▸ Required action
Write out the data exactly from its first line onward, ending with the line in which "### Step 1. The system as given" appears.

▸ Provided information
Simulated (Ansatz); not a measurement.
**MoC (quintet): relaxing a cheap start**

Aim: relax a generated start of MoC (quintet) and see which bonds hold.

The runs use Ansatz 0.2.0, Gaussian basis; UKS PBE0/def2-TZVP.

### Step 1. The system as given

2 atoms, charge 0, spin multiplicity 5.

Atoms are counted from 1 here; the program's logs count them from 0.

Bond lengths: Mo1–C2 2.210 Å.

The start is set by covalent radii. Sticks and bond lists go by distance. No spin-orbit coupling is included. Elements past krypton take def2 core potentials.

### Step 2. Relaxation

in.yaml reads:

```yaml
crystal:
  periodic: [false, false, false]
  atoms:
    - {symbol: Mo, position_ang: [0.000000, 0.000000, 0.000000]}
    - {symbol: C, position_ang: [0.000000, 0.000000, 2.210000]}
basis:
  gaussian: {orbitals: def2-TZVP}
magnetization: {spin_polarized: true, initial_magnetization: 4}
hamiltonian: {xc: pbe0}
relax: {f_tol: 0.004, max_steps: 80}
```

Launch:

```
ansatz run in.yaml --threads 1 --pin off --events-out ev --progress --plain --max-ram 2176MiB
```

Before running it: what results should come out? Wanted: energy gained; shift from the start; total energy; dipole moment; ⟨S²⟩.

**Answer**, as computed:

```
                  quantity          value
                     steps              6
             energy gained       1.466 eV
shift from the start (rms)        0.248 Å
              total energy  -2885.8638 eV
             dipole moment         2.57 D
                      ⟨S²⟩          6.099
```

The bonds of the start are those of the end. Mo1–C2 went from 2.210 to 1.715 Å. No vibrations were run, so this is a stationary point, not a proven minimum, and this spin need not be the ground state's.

▸ Result
Simulated (Ansatz); not a measurement.
**MoC (quintet): relaxing a cheap start**

Aim: relax a generated start of MoC (quintet) and see which bonds hold.

The runs use Ansatz 0.2.0, Gaussian basis; UKS PBE0/def2-TZVP.

### Step 1. The system as given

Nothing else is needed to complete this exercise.